§ **WORK ITEM**
Begin with the first line of the entries below. Copy each line exactly, stopping after the one that contains "Computed with DFT".

§ **SOURCE MATERIAL**
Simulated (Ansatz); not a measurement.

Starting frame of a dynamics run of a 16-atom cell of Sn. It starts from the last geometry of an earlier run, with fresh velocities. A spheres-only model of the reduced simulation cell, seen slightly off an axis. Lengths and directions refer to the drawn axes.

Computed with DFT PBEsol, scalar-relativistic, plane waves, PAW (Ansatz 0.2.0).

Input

§ **YOUR RESPONSE**
Simulated (Ansatz); not a measurement.

Starting frame of a dynamics run of a 16-atom cell of Sn. It starts from the last geometry of an earlier run, with fresh velocities. A spheres-only model of the reduced simulation cell, seen slightly off an axis. Lengths and directions refer to the drawn axes.

Computed with DFT PBEsol, scalar-relativistic, plane waves, PAW (Ansatz 0.2.0).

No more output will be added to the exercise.